**WORK REQUEST**
Each entry should be duplicated exactly, with no line missing.

**GIVEN RECORDS**
- Opening Delimiter -

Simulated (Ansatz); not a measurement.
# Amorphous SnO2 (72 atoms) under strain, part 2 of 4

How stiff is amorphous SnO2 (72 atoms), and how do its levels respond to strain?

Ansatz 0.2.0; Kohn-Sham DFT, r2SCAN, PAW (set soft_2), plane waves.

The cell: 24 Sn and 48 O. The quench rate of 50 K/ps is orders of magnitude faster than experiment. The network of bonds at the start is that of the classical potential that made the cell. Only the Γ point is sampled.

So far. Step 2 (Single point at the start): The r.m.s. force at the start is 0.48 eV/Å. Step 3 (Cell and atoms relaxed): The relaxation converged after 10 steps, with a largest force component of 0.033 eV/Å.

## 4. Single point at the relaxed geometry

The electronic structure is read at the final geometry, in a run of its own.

- Closing Delimiter -

**ANSWER BOX**
Simulated (Ansatz); not a measurement.
# Amorphous SnO2 (72 atoms) under strain, part 2 of 4

How stiff is amorphous SnO2 (72 atoms), and how do its levels respond to strain?

Ansatz 0.2.0; Kohn-Sham DFT, r2SCAN, PAW (set soft_2), plane waves.

The cell: 24 Sn and 48 O. The quench rate of 50 K/ps is orders of magnitude faster than experiment. The network of bonds at the start is that of the classical potential that made the cell. Only the Γ point is sampled.

So far. Step 2 (Single point at the start): The r.m.s. force at the start is 0.48 eV/Å. Step 3 (Cell and atoms relaxed): The relaxation converged after 10 steps, with a largest force component of 0.033 eV/Å.

## 4. Single point at the relaxed geometry

The electronic structure is read at the final geometry, in a run of its own.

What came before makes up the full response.